— GIVEN INFORMATION —
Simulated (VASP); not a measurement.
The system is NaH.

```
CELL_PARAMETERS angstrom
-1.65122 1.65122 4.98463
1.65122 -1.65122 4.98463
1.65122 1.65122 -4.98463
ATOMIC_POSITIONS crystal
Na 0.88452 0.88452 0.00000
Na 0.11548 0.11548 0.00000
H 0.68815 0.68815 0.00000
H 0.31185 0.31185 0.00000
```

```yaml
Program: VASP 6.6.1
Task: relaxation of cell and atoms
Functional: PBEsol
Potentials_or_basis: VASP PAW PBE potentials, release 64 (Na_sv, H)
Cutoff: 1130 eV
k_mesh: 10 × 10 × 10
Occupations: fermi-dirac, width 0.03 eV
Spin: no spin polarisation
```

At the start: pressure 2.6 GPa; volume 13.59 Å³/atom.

— REQUIREMENT —
Produce a faithful copy of all the material above.

— WRITTEN SOLUTION —
Simulated (VASP); not a measurement.
The system is NaH.

```
CELL_PARAMETERS angstrom
-1.65122 1.65122 4.98463
1.65122 -1.65122 4.98463
1.65122 1.65122 -4.98463
ATOMIC_POSITIONS crystal
Na 0.88452 0.88452 0.00000
Na 0.11548 0.11548 0.00000
H 0.68815 0.68815 0.00000
H 0.31185 0.31185 0.00000
```

```yaml
Program: VASP 6.6.1
Task: relaxation of cell and atoms
Functional: PBEsol
Potentials_or_basis: VASP PAW PBE potentials, release 64 (Na_sv, H)
Cutoff: 1130 eV
k_mesh: 10 × 10 × 10
Occupations: fermi-dirac, width 0.03 eV
Spin: no spin polarisation
```

At the start: pressure 2.6 GPa; volume 13.59 Å³/atom.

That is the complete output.